*** Record excerpts

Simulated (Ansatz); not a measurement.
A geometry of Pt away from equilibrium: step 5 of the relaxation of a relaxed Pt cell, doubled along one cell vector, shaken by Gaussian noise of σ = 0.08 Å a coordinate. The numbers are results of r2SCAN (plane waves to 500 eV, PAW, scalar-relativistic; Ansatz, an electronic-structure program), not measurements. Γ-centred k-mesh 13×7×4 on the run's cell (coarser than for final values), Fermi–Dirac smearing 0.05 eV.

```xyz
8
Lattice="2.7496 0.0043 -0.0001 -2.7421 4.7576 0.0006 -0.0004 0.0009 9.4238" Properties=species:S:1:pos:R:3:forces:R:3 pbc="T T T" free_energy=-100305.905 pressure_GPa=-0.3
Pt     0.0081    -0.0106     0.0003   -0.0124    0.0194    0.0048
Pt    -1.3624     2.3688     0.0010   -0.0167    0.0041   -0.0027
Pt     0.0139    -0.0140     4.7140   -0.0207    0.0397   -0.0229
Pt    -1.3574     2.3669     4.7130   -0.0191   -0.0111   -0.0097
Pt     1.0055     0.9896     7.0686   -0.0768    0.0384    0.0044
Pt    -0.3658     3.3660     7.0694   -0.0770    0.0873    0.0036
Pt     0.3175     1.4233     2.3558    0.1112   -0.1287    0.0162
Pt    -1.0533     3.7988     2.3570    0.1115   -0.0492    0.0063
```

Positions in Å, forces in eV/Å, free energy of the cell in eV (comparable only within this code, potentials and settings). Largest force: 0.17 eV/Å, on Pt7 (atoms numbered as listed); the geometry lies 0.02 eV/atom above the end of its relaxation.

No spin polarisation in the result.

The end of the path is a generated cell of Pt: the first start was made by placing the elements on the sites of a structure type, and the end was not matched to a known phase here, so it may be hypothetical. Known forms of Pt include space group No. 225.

******

Look in the material above for the line with "A geometry of" and the line with "No spin polarisation in the result.", and transcribe exactly those lines and all lines between them, nothing more.

A geometry of Pt away from equilibrium: step 5 of the relaxation of a relaxed Pt cell, doubled along one cell vector, shaken by Gaussian noise of σ = 0.08 Å a coordinate. The numbers are results of r2SCAN (plane waves to 500 eV, PAW, scalar-relativistic; Ansatz, an electronic-structure program), not measurements. Γ-centred k-mesh 13×7×4 on the run's cell (coarser than for final values), Fermi–Dirac smearing 0.05 eV.

```xyz
8
Lattice="2.7496 0.0043 -0.0001 -2.7421 4.7576 0.0006 -0.0004 0.0009 9.4238" Properties=species:S:1:pos:R:3:forces:R:3 pbc="T T T" free_energy=-100305.905 pressure_GPa=-0.3
Pt     0.0081    -0.0106     0.0003   -0.0124    0.0194    0.0048
Pt    -1.3624     2.3688     0.0010   -0.0167    0.0041   -0.0027
Pt     0.0139    -0.0140     4.7140   -0.0207    0.0397   -0.0229
Pt    -1.3574     2.3669     4.7130   -0.0191   -0.0111   -0.0097
Pt     1.0055     0.9896     7.0686   -0.0768    0.0384    0.0044
Pt    -0.3658     3.3660     7.0694   -0.0770    0.0873    0.0036
Pt     0.3175     1.4233     2.3558    0.1112   -0.1287    0.0162
Pt    -1.0533     3.7988     2.3570    0.1115   -0.0492    0.0063
```

Positions in Å, forces in eV/Å, free energy of the cell in eV (comparable only within this code, potentials and settings). Largest force: 0.17 eV/Å, on Pt7 (atoms numbered as listed); the geometry lies 0.02 eV/atom above the end of its relaxation.

No spin polarisation in the result.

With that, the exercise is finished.